Return, unaltered, every line from the beginning of the material below up to and including the one with "Frames of a".

Data for analysis
━━━━━━━━━━━━━━━━━━━━━━━━━━━━━━

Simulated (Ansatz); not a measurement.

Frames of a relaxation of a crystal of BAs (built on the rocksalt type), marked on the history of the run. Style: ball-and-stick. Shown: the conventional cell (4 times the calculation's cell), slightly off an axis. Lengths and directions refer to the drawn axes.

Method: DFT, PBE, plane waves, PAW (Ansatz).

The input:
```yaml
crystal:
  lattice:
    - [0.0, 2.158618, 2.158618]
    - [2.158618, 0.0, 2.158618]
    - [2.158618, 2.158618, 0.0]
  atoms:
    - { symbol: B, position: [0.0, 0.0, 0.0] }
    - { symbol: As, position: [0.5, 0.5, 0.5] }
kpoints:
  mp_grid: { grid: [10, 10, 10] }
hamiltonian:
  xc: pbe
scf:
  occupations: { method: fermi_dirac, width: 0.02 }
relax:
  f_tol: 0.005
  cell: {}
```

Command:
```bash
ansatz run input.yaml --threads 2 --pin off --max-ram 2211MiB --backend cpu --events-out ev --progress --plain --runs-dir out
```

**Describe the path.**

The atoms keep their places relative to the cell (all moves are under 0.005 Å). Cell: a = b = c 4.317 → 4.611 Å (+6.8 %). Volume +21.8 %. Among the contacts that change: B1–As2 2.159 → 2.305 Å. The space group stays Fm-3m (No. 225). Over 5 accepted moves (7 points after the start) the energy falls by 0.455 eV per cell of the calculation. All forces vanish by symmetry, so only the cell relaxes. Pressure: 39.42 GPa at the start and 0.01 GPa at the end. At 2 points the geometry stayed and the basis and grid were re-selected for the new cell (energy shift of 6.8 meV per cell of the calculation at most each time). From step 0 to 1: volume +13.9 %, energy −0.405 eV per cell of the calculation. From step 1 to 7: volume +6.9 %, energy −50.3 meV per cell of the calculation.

━━━━━━━━━━━━━━━━━━━━━━━━━━━━━━

Written reply
Simulated (Ansatz); not a measurement.

Frames of a relaxation of a crystal of BAs (built on the rocksalt type), marked on the history of the run. Style: ball-and-stick. Shown: the conventional cell (4 times the calculation's cell), slightly off an axis. Lengths and directions refer to the drawn axes.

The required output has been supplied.